Set down all the lines below, each one exactly as shown.

******

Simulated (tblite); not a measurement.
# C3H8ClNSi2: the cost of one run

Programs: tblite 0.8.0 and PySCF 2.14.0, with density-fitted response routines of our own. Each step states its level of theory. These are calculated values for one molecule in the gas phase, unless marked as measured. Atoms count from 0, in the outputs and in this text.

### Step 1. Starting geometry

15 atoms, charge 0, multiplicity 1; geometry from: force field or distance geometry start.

******

Your response –
Simulated (tblite); not a measurement.
# C3H8ClNSi2: the cost of one run

Programs: tblite 0.8.0 and PySCF 2.14.0, with density-fitted response routines of our own. Each step states its level of theory. These are calculated values for one molecule in the gas phase, unless marked as measured. Atoms count from 0, in the outputs and in this text.

### Step 1. Starting geometry

15 atoms, charge 0, multiplicity 1; geometry from: force field or distance geometry start.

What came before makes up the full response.